• **INPUT DATA**
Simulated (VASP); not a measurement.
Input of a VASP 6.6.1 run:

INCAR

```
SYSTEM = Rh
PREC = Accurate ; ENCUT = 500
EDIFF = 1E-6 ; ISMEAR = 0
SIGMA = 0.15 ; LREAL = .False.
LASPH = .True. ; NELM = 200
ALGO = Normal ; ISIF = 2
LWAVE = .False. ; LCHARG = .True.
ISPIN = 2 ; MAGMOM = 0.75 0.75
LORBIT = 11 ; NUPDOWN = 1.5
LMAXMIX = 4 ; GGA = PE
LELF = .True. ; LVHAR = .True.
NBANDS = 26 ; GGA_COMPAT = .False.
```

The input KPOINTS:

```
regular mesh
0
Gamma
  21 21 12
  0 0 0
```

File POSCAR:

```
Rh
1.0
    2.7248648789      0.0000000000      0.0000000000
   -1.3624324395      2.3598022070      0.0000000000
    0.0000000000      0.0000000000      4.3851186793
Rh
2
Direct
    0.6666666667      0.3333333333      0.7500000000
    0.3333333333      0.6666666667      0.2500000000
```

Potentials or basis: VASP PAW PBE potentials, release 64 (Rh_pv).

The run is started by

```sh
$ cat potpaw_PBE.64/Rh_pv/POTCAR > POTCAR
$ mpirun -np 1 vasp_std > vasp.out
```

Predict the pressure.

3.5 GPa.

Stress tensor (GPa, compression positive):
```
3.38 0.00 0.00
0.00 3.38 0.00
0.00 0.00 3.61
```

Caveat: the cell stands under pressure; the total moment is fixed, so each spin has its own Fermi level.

• **WORK TASK**
Begin at the first line of the records above and quote every line verbatim through the one that contains "The run is started by".

• **EXPECTED ANSWER**
Simulated (VASP); not a measurement.
Input of a VASP 6.6.1 run:

INCAR

```
SYSTEM = Rh
PREC = Accurate ; ENCUT = 500
EDIFF = 1E-6 ; ISMEAR = 0
SIGMA = 0.15 ; LREAL = .False.
LASPH = .True. ; NELM = 200
ALGO = Normal ; ISIF = 2
LWAVE = .False. ; LCHARG = .True.
ISPIN = 2 ; MAGMOM = 0.75 0.75
LORBIT = 11 ; NUPDOWN = 1.5
LMAXMIX = 4 ; GGA = PE
LELF = .True. ; LVHAR = .True.
NBANDS = 26 ; GGA_COMPAT = .False.
```

The input KPOINTS:

```
regular mesh
0
Gamma
  21 21 12
  0 0 0
```

File POSCAR:

```
Rh
1.0
    2.7248648789      0.0000000000      0.0000000000
   -1.3624324395      2.3598022070      0.0000000000
    0.0000000000      0.0000000000      4.3851186793
Rh
2
Direct
    0.6666666667      0.3333333333      0.7500000000
    0.3333333333      0.6666666667      0.2500000000
```

Potentials or basis: VASP PAW PBE potentials, release 64 (Rh_pv).

The run is started by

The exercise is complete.